ASSIGNMENT
Restate word for word every line from the top of the data below down through the line that holds "The species is".

STORED DATA
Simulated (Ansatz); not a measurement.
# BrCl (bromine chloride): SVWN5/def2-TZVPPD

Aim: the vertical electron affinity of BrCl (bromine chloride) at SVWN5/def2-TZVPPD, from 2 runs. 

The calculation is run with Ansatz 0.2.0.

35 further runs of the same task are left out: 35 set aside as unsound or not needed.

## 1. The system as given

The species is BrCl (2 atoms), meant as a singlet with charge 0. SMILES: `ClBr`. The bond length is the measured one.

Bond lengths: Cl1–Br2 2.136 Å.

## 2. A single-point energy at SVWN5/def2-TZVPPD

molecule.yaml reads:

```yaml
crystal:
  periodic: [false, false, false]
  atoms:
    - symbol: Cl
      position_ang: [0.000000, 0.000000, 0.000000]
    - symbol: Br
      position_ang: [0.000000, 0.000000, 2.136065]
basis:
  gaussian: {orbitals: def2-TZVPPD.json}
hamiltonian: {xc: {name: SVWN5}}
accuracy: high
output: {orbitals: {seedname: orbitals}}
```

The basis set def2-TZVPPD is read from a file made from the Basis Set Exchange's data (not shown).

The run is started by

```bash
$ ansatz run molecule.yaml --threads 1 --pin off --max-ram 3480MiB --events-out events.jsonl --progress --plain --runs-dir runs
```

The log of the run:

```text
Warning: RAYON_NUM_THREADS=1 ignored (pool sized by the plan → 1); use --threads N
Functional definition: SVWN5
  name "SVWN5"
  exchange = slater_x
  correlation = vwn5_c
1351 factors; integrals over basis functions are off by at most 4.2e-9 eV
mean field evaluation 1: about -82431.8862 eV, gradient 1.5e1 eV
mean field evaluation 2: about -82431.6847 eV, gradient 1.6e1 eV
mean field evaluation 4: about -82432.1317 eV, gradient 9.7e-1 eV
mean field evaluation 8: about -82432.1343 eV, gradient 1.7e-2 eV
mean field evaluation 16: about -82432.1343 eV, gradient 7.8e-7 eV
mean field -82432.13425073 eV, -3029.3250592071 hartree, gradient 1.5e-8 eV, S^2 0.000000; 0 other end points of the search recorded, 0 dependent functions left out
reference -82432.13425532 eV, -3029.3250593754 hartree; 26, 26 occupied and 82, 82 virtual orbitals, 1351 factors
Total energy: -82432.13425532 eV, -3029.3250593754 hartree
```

REPLY
Simulated (Ansatz); not a measurement.
# BrCl (bromine chloride): SVWN5/def2-TZVPPD

Aim: the vertical electron affinity of BrCl (bromine chloride) at SVWN5/def2-TZVPPD, from 2 runs. 

The calculation is run with Ansatz 0.2.0.

35 further runs of the same task are left out: 35 set aside as unsound or not needed.

## 1. The system as given

The species is BrCl (2 atoms), meant as a singlet with charge 0. SMILES: `ClBr`. The bond length is the measured one.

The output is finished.